Required action>
Each entry below is to be duplicated precisely.

=-=-=

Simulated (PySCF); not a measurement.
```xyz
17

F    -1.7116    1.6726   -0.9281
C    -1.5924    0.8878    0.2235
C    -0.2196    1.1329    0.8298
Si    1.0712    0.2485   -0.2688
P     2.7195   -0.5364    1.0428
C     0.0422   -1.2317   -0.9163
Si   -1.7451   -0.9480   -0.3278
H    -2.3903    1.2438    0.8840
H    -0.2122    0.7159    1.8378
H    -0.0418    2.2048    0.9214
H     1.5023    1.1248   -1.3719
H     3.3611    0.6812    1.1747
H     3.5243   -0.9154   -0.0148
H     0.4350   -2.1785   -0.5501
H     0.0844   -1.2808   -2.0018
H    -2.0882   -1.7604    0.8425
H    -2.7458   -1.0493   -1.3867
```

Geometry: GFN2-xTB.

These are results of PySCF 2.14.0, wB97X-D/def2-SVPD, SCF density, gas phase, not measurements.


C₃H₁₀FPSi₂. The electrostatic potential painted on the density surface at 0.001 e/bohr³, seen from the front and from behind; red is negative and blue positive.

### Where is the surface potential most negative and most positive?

=-=-=

Problem solution>
Simulated (PySCF); not a measurement.
```xyz
17

F    -1.7116    1.6726   -0.9281
C    -1.5924    0.8878    0.2235
C    -0.2196    1.1329    0.8298
Si    1.0712    0.2485   -0.2688
P     2.7195   -0.5364    1.0428
C     0.0422   -1.2317   -0.9163
Si   -1.7451   -0.9480   -0.3278
H    -2.3903    1.2438    0.8840
H    -0.2122    0.7159    1.8378
H    -0.0418    2.2048    0.9214
H     1.5023    1.1248   -1.3719
H     3.3611    0.6812    1.1747
H     3.5243   -0.9154   -0.0148
H     0.4350   -2.1785   -0.5501
H     0.0844   -1.2808   -2.0018
H    -2.0882   -1.7604    0.8425
H    -2.7458   -1.0493   -1.3867
```

Geometry: GFN2-xTB.

These are results of PySCF 2.14.0, wB97X-D/def2-SVPD, SCF density, gas phase, not measurements.


C₃H₁₀FPSi₂. The electrostatic potential painted on the density surface at 0.001 e/bohr³, seen from the front and from behind; red is negative and blue positive.

### Where is the surface potential most negative and most positive?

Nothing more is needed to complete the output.